[Brief]:
Take the data below and extract the lines from the one with "- k mesh: 3 × 3 × 4" to the one with "Task: Where does the relaxation end?", inclusive, exactly as written.

[Data supplied]:
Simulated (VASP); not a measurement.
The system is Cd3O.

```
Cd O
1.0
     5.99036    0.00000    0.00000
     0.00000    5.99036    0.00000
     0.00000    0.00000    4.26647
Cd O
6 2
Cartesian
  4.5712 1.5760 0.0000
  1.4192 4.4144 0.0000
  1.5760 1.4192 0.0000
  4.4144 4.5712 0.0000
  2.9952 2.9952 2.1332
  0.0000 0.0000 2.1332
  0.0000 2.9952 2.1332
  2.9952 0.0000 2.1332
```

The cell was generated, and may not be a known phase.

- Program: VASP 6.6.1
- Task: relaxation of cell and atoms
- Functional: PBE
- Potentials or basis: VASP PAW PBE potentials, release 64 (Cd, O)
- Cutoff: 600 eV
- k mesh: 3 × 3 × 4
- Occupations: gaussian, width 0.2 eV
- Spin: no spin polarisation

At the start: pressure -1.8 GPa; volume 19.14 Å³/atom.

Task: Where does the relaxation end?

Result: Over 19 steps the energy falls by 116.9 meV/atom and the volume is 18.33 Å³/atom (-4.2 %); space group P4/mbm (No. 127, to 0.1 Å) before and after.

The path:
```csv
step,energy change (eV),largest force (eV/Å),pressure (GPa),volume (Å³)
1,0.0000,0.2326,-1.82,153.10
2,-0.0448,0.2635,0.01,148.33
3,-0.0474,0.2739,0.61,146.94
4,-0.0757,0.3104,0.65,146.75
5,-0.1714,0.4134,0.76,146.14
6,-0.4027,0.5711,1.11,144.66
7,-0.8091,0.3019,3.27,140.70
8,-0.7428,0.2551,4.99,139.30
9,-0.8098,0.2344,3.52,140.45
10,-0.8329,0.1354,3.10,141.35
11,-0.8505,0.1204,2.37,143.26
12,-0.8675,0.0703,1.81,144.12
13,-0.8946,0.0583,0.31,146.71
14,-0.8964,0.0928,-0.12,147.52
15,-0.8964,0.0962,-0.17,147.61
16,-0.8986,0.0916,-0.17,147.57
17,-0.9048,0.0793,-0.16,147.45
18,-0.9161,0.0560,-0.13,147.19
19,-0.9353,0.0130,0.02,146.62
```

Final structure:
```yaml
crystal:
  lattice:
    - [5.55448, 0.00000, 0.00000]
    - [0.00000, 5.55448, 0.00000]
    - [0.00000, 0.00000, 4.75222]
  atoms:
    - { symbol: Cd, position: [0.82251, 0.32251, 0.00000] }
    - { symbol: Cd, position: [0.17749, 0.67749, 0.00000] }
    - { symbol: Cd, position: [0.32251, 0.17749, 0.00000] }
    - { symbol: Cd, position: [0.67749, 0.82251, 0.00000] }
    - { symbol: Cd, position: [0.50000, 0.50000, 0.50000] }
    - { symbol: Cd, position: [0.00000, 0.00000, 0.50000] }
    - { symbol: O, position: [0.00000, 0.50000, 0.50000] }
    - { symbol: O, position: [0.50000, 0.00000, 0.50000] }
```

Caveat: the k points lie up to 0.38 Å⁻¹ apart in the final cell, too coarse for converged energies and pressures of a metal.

[Exercise result]:
- k mesh: 3 × 3 × 4
- Occupations: gaussian, width 0.2 eV
- Spin: no spin polarisation

At the start: pressure -1.8 GPa; volume 19.14 Å³/atom.

Task: Where does the relaxation end?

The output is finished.